[Supplied material Boundary: Start]

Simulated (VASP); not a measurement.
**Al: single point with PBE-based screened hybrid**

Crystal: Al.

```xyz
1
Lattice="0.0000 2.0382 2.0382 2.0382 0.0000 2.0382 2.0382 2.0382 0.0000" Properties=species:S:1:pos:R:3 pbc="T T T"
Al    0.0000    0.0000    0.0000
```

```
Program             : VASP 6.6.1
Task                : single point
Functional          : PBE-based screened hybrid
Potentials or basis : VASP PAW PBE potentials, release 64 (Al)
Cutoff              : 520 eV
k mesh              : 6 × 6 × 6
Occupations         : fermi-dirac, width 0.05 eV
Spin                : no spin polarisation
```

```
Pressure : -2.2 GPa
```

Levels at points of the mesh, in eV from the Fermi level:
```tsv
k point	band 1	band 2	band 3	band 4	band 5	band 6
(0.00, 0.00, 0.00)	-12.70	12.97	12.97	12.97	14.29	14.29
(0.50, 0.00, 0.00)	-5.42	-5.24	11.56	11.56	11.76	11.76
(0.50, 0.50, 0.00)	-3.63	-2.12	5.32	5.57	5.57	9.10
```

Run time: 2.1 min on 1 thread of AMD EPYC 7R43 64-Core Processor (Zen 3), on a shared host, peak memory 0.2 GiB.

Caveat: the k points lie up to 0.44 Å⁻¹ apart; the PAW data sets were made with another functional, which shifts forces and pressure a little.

[Supplied material Boundary: End]

So that nothing is lost, write out each record exactly as it appears above.

Task response:
Simulated (VASP); not a measurement.
**Al: single point with PBE-based screened hybrid**

Crystal: Al.

```xyz
1
Lattice="0.0000 2.0382 2.0382 2.0382 0.0000 2.0382 2.0382 2.0382 0.0000" Properties=species:S:1:pos:R:3 pbc="T T T"
Al    0.0000    0.0000    0.0000
```

```
Program             : VASP 6.6.1
Task                : single point
Functional          : PBE-based screened hybrid
Potentials or basis : VASP PAW PBE potentials, release 64 (Al)
Cutoff              : 520 eV
k mesh              : 6 × 6 × 6
Occupations         : fermi-dirac, width 0.05 eV
Spin                : no spin polarisation
```

```
Pressure : -2.2 GPa
```

Levels at points of the mesh, in eV from the Fermi level:
```tsv
k point	band 1	band 2	band 3	band 4	band 5	band 6
(0.00, 0.00, 0.00)	-12.70	12.97	12.97	12.97	14.29	14.29
(0.50, 0.00, 0.00)	-5.42	-5.24	11.56	11.56	11.76	11.76
(0.50, 0.50, 0.00)	-3.63	-2.12	5.32	5.57	5.57	9.10
```

Run time: 2.1 min on 1 thread of AMD EPYC 7R43 64-Core Processor (Zen 3), on a shared host, peak memory 0.2 GiB.

Caveat: the k points lie up to 0.44 Å⁻¹ apart; the PAW data sets were made with another functional, which shifts forces and pressure a little.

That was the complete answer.